━━━ LISTED ENTRIES ━━━
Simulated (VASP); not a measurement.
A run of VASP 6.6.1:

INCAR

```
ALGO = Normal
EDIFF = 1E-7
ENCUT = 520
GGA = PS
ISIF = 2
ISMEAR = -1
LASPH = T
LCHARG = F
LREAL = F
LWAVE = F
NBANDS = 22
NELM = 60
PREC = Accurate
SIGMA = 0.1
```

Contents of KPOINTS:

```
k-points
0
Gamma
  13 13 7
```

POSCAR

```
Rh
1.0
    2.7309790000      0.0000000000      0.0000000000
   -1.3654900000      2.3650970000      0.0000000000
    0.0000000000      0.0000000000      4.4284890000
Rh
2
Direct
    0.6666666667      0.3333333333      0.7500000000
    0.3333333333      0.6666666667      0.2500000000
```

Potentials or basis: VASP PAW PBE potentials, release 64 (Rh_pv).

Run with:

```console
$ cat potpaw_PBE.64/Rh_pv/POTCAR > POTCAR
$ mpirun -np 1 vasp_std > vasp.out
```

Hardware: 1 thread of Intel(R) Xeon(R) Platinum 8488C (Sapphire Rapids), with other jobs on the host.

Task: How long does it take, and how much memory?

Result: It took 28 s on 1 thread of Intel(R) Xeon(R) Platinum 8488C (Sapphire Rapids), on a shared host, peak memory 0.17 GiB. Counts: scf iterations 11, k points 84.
━━━

ASSIGNED TASK: What is needed is each line of the data, printed exactly.

TASK SOLUTION:
Simulated (VASP); not a measurement.
A run of VASP 6.6.1:

INCAR

```
ALGO = Normal
EDIFF = 1E-7
ENCUT = 520
GGA = PS
ISIF = 2
ISMEAR = -1
LASPH = T
LCHARG = F
LREAL = F
LWAVE = F
NBANDS = 22
NELM = 60
PREC = Accurate
SIGMA = 0.1
```

Contents of KPOINTS:

```
k-points
0
Gamma
  13 13 7
```

POSCAR

```
Rh
1.0
    2.7309790000      0.0000000000      0.0000000000
   -1.3654900000      2.3650970000      0.0000000000
    0.0000000000      0.0000000000      4.4284890000
Rh
2
Direct
    0.6666666667      0.3333333333      0.7500000000
    0.3333333333      0.6666666667      0.2500000000
```

Potentials or basis: VASP PAW PBE potentials, release 64 (Rh_pv).

Run with:

```console
$ cat potpaw_PBE.64/Rh_pv/POTCAR > POTCAR
$ mpirun -np 1 vasp_std > vasp.out
```

Hardware: 1 thread of Intel(R) Xeon(R) Platinum 8488C (Sapphire Rapids), with other jobs on the host.

Task: How long does it take, and how much memory?

Result: It took 28 s on 1 thread of Intel(R) Xeon(R) Platinum 8488C (Sapphire Rapids), on a shared host, peak memory 0.17 GiB. Counts: scf iterations 11, k points 84.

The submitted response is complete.